■ WORK ORDER: Restate the whole listing exactly.

■ INFORMATION PROVIDED:
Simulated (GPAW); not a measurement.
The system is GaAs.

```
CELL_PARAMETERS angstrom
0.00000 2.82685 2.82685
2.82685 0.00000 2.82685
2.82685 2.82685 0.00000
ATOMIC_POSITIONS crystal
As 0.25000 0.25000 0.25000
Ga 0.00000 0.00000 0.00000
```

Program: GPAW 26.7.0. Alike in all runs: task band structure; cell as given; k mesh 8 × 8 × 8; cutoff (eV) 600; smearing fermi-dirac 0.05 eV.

■ RESPONSE BOX:
Simulated (GPAW); not a measurement.
The system is GaAs.

```
CELL_PARAMETERS angstrom
0.00000 2.82685 2.82685
2.82685 0.00000 2.82685
2.82685 2.82685 0.00000
ATOMIC_POSITIONS crystal
As 0.25000 0.25000 0.25000
Ga 0.00000 0.00000 0.00000
```

Program: GPAW 26.7.0. Alike in all runs: task band structure; cell as given; k mesh 8 × 8 × 8; cutoff (eV) 600; smearing fermi-dirac 0.05 eV.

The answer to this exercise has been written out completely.